> [Requirement]: What do the lines say from the start of the entries through the one containing "Wave function: Fang-Howard."? Repeat them exactly.

> [Given information]:
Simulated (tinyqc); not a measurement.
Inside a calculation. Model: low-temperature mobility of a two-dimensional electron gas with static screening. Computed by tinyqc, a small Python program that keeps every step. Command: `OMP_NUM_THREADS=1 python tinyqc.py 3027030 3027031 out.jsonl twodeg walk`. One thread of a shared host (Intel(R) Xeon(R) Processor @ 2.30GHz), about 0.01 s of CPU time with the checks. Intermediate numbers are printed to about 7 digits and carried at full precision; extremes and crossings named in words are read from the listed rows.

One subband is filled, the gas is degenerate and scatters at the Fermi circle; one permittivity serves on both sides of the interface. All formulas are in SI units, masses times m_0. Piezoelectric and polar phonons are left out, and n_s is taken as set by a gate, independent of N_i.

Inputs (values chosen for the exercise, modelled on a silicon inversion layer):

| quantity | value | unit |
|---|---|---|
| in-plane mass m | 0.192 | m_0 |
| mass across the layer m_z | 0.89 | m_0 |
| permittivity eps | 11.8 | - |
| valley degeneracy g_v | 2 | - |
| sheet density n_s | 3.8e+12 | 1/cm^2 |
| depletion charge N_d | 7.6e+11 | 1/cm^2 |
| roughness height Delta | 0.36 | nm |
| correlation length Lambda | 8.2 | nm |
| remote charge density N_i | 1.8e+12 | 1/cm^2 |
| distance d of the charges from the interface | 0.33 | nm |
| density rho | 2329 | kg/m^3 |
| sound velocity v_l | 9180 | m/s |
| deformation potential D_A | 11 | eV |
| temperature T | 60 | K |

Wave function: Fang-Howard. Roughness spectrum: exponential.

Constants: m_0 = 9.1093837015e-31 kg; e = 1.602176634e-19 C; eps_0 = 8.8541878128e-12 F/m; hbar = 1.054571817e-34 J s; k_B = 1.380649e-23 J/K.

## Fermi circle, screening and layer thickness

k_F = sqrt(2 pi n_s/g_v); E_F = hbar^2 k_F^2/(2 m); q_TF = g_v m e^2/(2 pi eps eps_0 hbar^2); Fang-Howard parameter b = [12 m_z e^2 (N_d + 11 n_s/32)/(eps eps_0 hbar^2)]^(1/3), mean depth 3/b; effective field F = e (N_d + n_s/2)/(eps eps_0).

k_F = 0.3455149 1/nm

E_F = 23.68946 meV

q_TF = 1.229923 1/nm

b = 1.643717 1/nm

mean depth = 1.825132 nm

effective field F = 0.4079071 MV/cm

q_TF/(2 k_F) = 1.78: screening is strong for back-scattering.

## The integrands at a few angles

> [Task result]:
Simulated (tinyqc); not a measurement.
Inside a calculation. Model: low-temperature mobility of a two-dimensional electron gas with static screening. Computed by tinyqc, a small Python program that keeps every step. Command: `OMP_NUM_THREADS=1 python tinyqc.py 3027030 3027031 out.jsonl twodeg walk`. One thread of a shared host (Intel(R) Xeon(R) Processor @ 2.30GHz), about 0.01 s of CPU time with the checks. Intermediate numbers are printed to about 7 digits and carried at full precision; extremes and crossings named in words are read from the listed rows.

One subband is filled, the gas is degenerate and scatters at the Fermi circle; one permittivity serves on both sides of the interface. All formulas are in SI units, masses times m_0. Piezoelectric and polar phonons are left out, and n_s is taken as set by a gate, independent of N_i.

Inputs (values chosen for the exercise, modelled on a silicon inversion layer):

| quantity | value | unit |
|---|---|---|
| in-plane mass m | 0.192 | m_0 |
| mass across the layer m_z | 0.89 | m_0 |
| permittivity eps | 11.8 | - |
| valley degeneracy g_v | 2 | - |
| sheet density n_s | 3.8e+12 | 1/cm^2 |
| depletion charge N_d | 7.6e+11 | 1/cm^2 |
| roughness height Delta | 0.36 | nm |
| correlation length Lambda | 8.2 | nm |
| remote charge density N_i | 1.8e+12 | 1/cm^2 |
| distance d of the charges from the interface | 0.33 | nm |
| density rho | 2329 | kg/m^3 |
| sound velocity v_l | 9180 | m/s |
| deformation potential D_A | 11 | eV |
| temperature T | 60 | K |

Wave function: Fang-Howard. Roughness spectrum: exponential.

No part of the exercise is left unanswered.